=== Recorded information ===
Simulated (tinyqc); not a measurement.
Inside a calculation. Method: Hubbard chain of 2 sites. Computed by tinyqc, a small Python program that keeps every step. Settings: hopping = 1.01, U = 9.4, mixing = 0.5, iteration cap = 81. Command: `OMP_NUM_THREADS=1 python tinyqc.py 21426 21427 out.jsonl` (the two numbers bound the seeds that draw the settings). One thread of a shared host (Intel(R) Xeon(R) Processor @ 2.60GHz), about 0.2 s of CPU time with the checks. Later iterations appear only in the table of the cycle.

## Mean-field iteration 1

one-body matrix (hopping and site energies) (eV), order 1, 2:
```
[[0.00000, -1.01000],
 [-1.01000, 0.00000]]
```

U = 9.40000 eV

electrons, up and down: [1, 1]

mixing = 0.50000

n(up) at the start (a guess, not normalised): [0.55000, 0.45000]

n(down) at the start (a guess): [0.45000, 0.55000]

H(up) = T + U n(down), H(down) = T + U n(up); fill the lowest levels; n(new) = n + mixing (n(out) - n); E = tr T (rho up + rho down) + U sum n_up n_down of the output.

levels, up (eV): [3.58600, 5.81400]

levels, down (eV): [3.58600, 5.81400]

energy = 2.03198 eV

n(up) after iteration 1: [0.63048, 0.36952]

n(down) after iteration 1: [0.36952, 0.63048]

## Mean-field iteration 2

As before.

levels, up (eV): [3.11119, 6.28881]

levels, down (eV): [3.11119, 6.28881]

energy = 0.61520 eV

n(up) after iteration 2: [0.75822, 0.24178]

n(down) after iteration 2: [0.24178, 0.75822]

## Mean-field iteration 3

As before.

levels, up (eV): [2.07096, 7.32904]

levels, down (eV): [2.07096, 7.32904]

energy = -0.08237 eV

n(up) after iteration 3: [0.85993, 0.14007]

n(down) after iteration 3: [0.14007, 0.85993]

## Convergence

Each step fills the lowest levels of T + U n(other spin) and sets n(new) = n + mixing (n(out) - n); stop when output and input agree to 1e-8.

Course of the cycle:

=== Brief ===
Your answer must be the lines from the first line of the entries above through the line that contains "n(up) at the", written out exactly.

=== Response ===
Simulated (tinyqc); not a measurement.
Inside a calculation. Method: Hubbard chain of 2 sites. Computed by tinyqc, a small Python program that keeps every step. Settings: hopping = 1.01, U = 9.4, mixing = 0.5, iteration cap = 81. Command: `OMP_NUM_THREADS=1 python tinyqc.py 21426 21427 out.jsonl` (the two numbers bound the seeds that draw the settings). One thread of a shared host (Intel(R) Xeon(R) Processor @ 2.60GHz), about 0.2 s of CPU time with the checks. Later iterations appear only in the table of the cycle.

## Mean-field iteration 1

one-body matrix (hopping and site energies) (eV), order 1, 2:
```
[[0.00000, -1.01000],
 [-1.01000, 0.00000]]
```

U = 9.40000 eV

electrons, up and down: [1, 1]

mixing = 0.50000

n(up) at the start (a guess, not normalised): [0.55000, 0.45000]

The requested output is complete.